## Given data
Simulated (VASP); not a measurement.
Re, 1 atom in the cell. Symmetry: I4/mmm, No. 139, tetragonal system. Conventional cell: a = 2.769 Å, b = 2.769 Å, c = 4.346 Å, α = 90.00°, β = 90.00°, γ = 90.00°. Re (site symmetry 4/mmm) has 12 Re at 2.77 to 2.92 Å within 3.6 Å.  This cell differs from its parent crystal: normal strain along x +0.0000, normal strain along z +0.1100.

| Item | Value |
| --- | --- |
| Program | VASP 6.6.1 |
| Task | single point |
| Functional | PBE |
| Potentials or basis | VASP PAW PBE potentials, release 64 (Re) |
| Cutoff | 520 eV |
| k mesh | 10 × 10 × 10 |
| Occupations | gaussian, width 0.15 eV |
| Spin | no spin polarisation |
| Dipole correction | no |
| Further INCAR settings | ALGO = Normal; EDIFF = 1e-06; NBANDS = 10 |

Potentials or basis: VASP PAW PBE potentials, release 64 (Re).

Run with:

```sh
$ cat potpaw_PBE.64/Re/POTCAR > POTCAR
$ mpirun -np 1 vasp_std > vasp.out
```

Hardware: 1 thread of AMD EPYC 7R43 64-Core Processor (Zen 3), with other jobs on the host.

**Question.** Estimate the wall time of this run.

## Work request
A reply that repeats all the data exactly is required.

## Exercise output
Simulated (VASP); not a measurement.
Re, 1 atom in the cell. Symmetry: I4/mmm, No. 139, tetragonal system. Conventional cell: a = 2.769 Å, b = 2.769 Å, c = 4.346 Å, α = 90.00°, β = 90.00°, γ = 90.00°. Re (site symmetry 4/mmm) has 12 Re at 2.77 to 2.92 Å within 3.6 Å.  This cell differs from its parent crystal: normal strain along x +0.0000, normal strain along z +0.1100.

| Item | Value |
| --- | --- |
| Program | VASP 6.6.1 |
| Task | single point |
| Functional | PBE |
| Potentials or basis | VASP PAW PBE potentials, release 64 (Re) |
| Cutoff | 520 eV |
| k mesh | 10 × 10 × 10 |
| Occupations | gaussian, width 0.15 eV |
| Spin | no spin polarisation |
| Dipole correction | no |
| Further INCAR settings | ALGO = Normal; EDIFF = 1e-06; NBANDS = 10 |

Potentials or basis: VASP PAW PBE potentials, release 64 (Re).

Run with:

```sh
$ cat potpaw_PBE.64/Re/POTCAR > POTCAR
$ mpirun -np 1 vasp_std > vasp.out
```

Hardware: 1 thread of AMD EPYC 7R43 64-Core Processor (Zen 3), with other jobs on the host.

**Question.** Estimate the wall time of this run.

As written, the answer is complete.